Work item –
Starting with the opening line of the material, restate every line word for word, and end on the line containing "It takes space".

____ Given data
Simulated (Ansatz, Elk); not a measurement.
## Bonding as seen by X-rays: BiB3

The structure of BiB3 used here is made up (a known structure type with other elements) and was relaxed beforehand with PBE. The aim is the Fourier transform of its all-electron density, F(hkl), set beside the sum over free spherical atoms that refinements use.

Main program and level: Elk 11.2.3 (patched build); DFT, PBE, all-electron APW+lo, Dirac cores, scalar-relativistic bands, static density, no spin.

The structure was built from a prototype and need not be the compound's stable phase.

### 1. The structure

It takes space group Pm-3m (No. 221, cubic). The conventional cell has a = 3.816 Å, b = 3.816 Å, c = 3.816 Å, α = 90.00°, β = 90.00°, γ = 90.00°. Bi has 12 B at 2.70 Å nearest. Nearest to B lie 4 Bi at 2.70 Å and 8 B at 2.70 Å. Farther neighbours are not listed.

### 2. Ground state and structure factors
________

Exercise response –
Simulated (Ansatz, Elk); not a measurement.
## Bonding as seen by X-rays: BiB3

The structure of BiB3 used here is made up (a known structure type with other elements) and was relaxed beforehand with PBE. The aim is the Fourier transform of its all-electron density, F(hkl), set beside the sum over free spherical atoms that refinements use.

Main program and level: Elk 11.2.3 (patched build); DFT, PBE, all-electron APW+lo, Dirac cores, scalar-relativistic bands, static density, no spin.

The structure was built from a prototype and need not be the compound's stable phase.

### 1. The structure

It takes space group Pm-3m (No. 221, cubic). The conventional cell has a = 3.816 Å, b = 3.816 Å, c = 3.816 Å, α = 90.00°, β = 90.00°, γ = 90.00°. Bi has 12 B at 2.70 Å nearest. Nearest to B lie 4 Bi at 2.70 Å and 8 B at 2.70 Å. Farther neighbours are not listed.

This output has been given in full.